▶ **STORED DATA**:
+ + + + + + +

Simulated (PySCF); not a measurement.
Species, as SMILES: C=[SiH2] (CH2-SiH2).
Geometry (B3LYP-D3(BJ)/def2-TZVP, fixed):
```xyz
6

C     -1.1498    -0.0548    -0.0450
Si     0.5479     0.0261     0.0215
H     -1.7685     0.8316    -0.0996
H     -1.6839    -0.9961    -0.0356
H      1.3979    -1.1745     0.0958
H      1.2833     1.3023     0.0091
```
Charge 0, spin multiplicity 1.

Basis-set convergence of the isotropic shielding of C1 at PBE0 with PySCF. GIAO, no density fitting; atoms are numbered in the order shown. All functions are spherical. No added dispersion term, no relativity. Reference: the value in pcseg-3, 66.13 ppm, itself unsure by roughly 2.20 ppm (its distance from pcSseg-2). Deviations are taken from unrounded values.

+ + + + + + +

▶ **ACTIVITY**:
Retype each record exactly, leaving nothing out.

▶ **PROBLEM SOLUTION**:
Simulated (PySCF); not a measurement.
Species, as SMILES: C=[SiH2] (CH2-SiH2).
Geometry (B3LYP-D3(BJ)/def2-TZVP, fixed):
```xyz
6

C     -1.1498    -0.0548    -0.0450
Si     0.5479     0.0261     0.0215
H     -1.7685     0.8316    -0.0996
H     -1.6839    -0.9961    -0.0356
H      1.3979    -1.1745     0.0958
H      1.2833     1.3023     0.0091
```
Charge 0, spin multiplicity 1.

Basis-set convergence of the isotropic shielding of C1 at PBE0 with PySCF. GIAO, no density fitting; atoms are numbered in the order shown. All functions are spherical. No added dispersion term, no relativity. Reference: the value in pcseg-3, 66.13 ppm, itself unsure by roughly 2.20 ppm (its distance from pcSseg-2). Deviations are taken from unrounded values.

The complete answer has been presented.